### Assigned task:
Only the lines from the top of the data through the line containing "Solution. gap on" should be duplicated, exactly as they appear.

### Supplied entries:
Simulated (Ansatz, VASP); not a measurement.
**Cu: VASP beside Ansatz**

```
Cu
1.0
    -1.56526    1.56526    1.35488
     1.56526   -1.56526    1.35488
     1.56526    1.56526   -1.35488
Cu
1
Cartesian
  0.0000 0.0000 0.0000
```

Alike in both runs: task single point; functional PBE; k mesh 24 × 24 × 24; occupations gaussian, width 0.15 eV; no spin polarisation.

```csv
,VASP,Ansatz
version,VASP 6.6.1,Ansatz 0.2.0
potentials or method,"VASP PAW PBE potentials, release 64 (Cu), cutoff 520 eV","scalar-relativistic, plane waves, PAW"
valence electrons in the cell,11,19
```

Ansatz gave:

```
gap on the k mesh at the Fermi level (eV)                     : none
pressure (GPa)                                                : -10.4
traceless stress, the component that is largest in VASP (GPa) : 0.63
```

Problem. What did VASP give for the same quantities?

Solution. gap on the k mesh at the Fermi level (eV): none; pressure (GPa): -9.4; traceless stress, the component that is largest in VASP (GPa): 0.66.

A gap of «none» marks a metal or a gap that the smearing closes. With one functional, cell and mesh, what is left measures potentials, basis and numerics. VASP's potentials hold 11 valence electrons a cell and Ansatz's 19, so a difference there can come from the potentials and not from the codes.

### Reply:
Simulated (Ansatz, VASP); not a measurement.
**Cu: VASP beside Ansatz**

```
Cu
1.0
    -1.56526    1.56526    1.35488
     1.56526   -1.56526    1.35488
     1.56526    1.56526   -1.35488
Cu
1
Cartesian
  0.0000 0.0000 0.0000
```

Alike in both runs: task single point; functional PBE; k mesh 24 × 24 × 24; occupations gaussian, width 0.15 eV; no spin polarisation.

```csv
,VASP,Ansatz
version,VASP 6.6.1,Ansatz 0.2.0
potentials or method,"VASP PAW PBE potentials, release 64 (Cu), cutoff 520 eV","scalar-relativistic, plane waves, PAW"
valence electrons in the cell,11,19
```

Ansatz gave:

```
gap on the k mesh at the Fermi level (eV)                     : none
pressure (GPa)                                                : -10.4
traceless stress, the component that is largest in VASP (GPa) : 0.63
```

Problem. What did VASP give for the same quantities?

Solution. gap on the k mesh at the Fermi level (eV): none; pressure (GPa): -9.4; traceless stress, the component that is largest in VASP (GPa): 0.66.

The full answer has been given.